▶ _WORK ITEM_
Through the line that contains "- 0.40, excess electrons per cell: -0.018", return the data below exactly, starting at its first line; leave the rest out.

########################################
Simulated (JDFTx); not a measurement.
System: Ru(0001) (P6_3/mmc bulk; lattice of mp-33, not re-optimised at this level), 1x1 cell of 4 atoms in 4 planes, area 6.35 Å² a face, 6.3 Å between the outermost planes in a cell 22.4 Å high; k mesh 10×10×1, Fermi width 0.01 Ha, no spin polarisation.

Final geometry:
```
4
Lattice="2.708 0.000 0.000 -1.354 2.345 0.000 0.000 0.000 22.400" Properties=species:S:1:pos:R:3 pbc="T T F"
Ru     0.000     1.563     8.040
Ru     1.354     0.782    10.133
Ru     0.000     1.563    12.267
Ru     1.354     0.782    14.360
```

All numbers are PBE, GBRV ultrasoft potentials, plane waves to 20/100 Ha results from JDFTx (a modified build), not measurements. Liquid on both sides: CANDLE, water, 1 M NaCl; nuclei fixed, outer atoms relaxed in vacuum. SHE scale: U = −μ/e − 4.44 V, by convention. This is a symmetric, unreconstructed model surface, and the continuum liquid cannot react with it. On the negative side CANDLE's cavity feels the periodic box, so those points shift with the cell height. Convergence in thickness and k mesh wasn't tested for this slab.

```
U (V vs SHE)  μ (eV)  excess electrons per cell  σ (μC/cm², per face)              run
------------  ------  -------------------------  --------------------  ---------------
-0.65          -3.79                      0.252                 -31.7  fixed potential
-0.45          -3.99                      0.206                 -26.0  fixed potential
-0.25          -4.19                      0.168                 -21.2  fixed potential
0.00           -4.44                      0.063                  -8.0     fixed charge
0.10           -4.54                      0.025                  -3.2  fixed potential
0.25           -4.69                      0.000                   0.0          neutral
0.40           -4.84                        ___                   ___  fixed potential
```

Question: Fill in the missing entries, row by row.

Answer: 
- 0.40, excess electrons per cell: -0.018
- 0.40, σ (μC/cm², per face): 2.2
########################################

▶ _EXERCISE ANSWER_
Simulated (JDFTx); not a measurement.
System: Ru(0001) (P6_3/mmc bulk; lattice of mp-33, not re-optimised at this level), 1x1 cell of 4 atoms in 4 planes, area 6.35 Å² a face, 6.3 Å between the outermost planes in a cell 22.4 Å high; k mesh 10×10×1, Fermi width 0.01 Ha, no spin polarisation.

Final geometry:
```
4
Lattice="2.708 0.000 0.000 -1.354 2.345 0.000 0.000 0.000 22.400" Properties=species:S:1:pos:R:3 pbc="T T F"
Ru     0.000     1.563     8.040
Ru     1.354     0.782    10.133
Ru     0.000     1.563    12.267
Ru     1.354     0.782    14.360
```

All numbers are PBE, GBRV ultrasoft potentials, plane waves to 20/100 Ha results from JDFTx (a modified build), not measurements. Liquid on both sides: CANDLE, water, 1 M NaCl; nuclei fixed, outer atoms relaxed in vacuum. SHE scale: U = −μ/e − 4.44 V, by convention. This is a symmetric, unreconstructed model surface, and the continuum liquid cannot react with it. On the negative side CANDLE's cavity feels the periodic box, so those points shift with the cell height. Convergence in thickness and k mesh wasn't tested for this slab.

```
U (V vs SHE)  μ (eV)  excess electrons per cell  σ (μC/cm², per face)              run
------------  ------  -------------------------  --------------------  ---------------
-0.65          -3.79                      0.252                 -31.7  fixed potential
-0.45          -3.99                      0.206                 -26.0  fixed potential
-0.25          -4.19                      0.168                 -21.2  fixed potential
0.00           -4.44                      0.063                  -8.0     fixed charge
0.10           -4.54                      0.025                  -3.2  fixed potential
0.25           -4.69                      0.000                   0.0          neutral
0.40           -4.84                        ___                   ___  fixed potential
```

Question: Fill in the missing entries, row by row.

Answer: 
- 0.40, excess electrons per cell: -0.018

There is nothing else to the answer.